WORK ITEM. For the listing that follows, give again exactly the lines from the one with "Results from NWChem." to the one with "A: Vzz N3 (a.u.): -0.950", including both.

-- Opening Marker --

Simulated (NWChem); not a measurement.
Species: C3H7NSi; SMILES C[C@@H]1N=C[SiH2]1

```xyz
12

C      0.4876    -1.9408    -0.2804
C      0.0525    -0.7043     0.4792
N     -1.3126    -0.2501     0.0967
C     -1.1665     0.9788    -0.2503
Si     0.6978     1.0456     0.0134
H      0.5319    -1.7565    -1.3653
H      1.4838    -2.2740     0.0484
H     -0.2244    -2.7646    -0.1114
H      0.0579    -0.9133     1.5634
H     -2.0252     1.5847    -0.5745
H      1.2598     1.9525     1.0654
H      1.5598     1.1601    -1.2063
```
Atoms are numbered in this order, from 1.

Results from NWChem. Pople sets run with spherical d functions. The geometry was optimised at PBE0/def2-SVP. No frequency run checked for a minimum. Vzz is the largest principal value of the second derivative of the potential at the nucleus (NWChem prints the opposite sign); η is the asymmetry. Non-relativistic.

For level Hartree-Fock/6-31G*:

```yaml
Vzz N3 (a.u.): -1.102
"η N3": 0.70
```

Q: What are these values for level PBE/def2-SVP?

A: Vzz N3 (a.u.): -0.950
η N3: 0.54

-- Closing Marker --

WORKED SOLUTION.
Results from NWChem. Pople sets run with spherical d functions. The geometry was optimised at PBE0/def2-SVP. No frequency run checked for a minimum. Vzz is the largest principal value of the second derivative of the potential at the nucleus (NWChem prints the opposite sign); η is the asymmetry. Non-relativistic.

For level Hartree-Fock/6-31G*:

```yaml
Vzz N3 (a.u.): -1.102
"η N3": 0.70
```

Q: What are these values for level PBE/def2-SVP?

A: Vzz N3 (a.u.): -0.950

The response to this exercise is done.